INFORMATION SUPPLIED ::
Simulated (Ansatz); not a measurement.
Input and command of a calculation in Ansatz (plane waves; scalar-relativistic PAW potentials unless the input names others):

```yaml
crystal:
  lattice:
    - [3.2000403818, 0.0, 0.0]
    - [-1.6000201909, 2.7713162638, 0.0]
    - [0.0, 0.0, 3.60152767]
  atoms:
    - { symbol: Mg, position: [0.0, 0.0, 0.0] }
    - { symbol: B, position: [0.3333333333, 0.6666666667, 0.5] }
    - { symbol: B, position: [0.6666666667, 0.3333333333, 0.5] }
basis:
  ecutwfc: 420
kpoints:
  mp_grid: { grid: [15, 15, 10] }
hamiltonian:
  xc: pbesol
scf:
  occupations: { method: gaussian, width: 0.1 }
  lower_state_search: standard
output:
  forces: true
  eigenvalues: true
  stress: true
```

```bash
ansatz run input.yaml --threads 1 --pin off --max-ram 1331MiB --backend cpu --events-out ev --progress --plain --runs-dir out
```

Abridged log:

BRIEF :: An exact reproduction of all the entries above is required.

WRITTEN RESPONSE ::
Simulated (Ansatz); not a measurement.
Input and command of a calculation in Ansatz (plane waves; scalar-relativistic PAW potentials unless the input names others):

```yaml
crystal:
  lattice:
    - [3.2000403818, 0.0, 0.0]
    - [-1.6000201909, 2.7713162638, 0.0]
    - [0.0, 0.0, 3.60152767]
  atoms:
    - { symbol: Mg, position: [0.0, 0.0, 0.0] }
    - { symbol: B, position: [0.3333333333, 0.6666666667, 0.5] }
    - { symbol: B, position: [0.6666666667, 0.3333333333, 0.5] }
basis:
  ecutwfc: 420
kpoints:
  mp_grid: { grid: [15, 15, 10] }
hamiltonian:
  xc: pbesol
scf:
  occupations: { method: gaussian, width: 0.1 }
  lower_state_search: standard
output:
  forces: true
  eigenvalues: true
  stress: true
```

```bash
ansatz run input.yaml --threads 1 --pin off --max-ram 1331MiB --backend cpu --events-out ev --progress --plain --runs-dir out
```

Abridged log:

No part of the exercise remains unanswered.